ASSIGNMENT: Copy the data as given. No line may be skipped.

▬▬▬▬▬▬▬▬▬▬

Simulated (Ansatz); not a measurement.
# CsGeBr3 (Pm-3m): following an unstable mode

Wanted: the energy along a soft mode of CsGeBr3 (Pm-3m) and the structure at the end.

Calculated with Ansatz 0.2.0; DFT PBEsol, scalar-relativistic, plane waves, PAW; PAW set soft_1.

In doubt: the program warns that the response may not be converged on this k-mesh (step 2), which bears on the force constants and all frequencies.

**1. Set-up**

▬▬▬▬▬▬▬▬▬▬

EXPECTED ANSWER:
Simulated (Ansatz); not a measurement.
# CsGeBr3 (Pm-3m): following an unstable mode

Wanted: the energy along a soft mode of CsGeBr3 (Pm-3m) and the structure at the end.

Calculated with Ansatz 0.2.0; DFT PBEsol, scalar-relativistic, plane waves, PAW; PAW set soft_1.

In doubt: the program warns that the response may not be converged on this k-mesh (step 2), which bears on the force constants and all frequencies.

**1. Set-up**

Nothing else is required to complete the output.